■ Work instruction ■
Below are some records. Reproduce them exactly from their first line through the line with "1. Means of", inclusive.

■ Given data ■
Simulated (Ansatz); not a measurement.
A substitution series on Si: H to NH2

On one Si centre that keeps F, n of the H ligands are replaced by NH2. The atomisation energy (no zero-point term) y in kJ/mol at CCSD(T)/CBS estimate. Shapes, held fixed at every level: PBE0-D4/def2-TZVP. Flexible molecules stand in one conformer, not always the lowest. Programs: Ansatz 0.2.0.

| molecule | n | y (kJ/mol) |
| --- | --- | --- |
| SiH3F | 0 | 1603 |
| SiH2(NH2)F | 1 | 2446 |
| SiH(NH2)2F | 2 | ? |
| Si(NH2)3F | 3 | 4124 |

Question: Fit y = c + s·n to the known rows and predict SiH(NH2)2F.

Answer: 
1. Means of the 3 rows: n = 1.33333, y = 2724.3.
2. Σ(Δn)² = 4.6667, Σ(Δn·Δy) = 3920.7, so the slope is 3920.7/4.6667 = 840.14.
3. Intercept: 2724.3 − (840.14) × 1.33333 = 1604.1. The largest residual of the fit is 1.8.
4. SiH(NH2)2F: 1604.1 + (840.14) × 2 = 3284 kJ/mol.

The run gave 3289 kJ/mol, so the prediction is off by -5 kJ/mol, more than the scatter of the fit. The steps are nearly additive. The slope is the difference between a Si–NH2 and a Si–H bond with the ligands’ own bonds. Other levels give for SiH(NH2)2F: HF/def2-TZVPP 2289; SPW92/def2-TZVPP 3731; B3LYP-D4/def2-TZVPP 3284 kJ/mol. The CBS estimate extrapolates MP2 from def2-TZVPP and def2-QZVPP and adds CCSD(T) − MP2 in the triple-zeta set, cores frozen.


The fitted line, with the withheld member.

■ Answer area ■
Simulated (Ansatz); not a measurement.
A substitution series on Si: H to NH2

On one Si centre that keeps F, n of the H ligands are replaced by NH2. The atomisation energy (no zero-point term) y in kJ/mol at CCSD(T)/CBS estimate. Shapes, held fixed at every level: PBE0-D4/def2-TZVP. Flexible molecules stand in one conformer, not always the lowest. Programs: Ansatz 0.2.0.

| molecule | n | y (kJ/mol) |
| --- | --- | --- |
| SiH3F | 0 | 1603 |
| SiH2(NH2)F | 1 | 2446 |
| SiH(NH2)2F | 2 | ? |
| Si(NH2)3F | 3 | 4124 |

Question: Fit y = c + s·n to the known rows and predict SiH(NH2)2F.

Answer: 
1. Means of the 3 rows: n = 1.33333, y = 2724.3.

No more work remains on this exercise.